§ **Task item**:
Write each line again exactly as it is, from the opening line of the records below through the one containing "Change from the", and add nothing.

§ **Recorded information**:

- Opening Delimiter -

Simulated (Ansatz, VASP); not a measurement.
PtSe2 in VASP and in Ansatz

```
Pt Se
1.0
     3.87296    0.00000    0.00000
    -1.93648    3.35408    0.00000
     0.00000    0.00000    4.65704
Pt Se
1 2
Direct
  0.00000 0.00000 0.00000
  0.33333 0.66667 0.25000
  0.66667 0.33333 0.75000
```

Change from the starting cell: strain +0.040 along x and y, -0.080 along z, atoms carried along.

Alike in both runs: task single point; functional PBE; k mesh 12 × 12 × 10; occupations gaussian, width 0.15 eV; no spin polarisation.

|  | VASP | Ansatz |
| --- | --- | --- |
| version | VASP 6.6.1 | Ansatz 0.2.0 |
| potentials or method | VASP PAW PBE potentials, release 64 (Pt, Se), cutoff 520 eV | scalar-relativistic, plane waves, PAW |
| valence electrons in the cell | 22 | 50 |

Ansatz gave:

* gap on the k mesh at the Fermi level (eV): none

- Closing Delimiter -

§ **Result**:
Simulated (Ansatz, VASP); not a measurement.
PtSe2 in VASP and in Ansatz

```
Pt Se
1.0
     3.87296    0.00000    0.00000
    -1.93648    3.35408    0.00000
     0.00000    0.00000    4.65704
Pt Se
1 2
Direct
  0.00000 0.00000 0.00000
  0.33333 0.66667 0.25000
  0.66667 0.33333 0.75000
```

Change from the starting cell: strain +0.040 along x and y, -0.080 along z, atoms carried along.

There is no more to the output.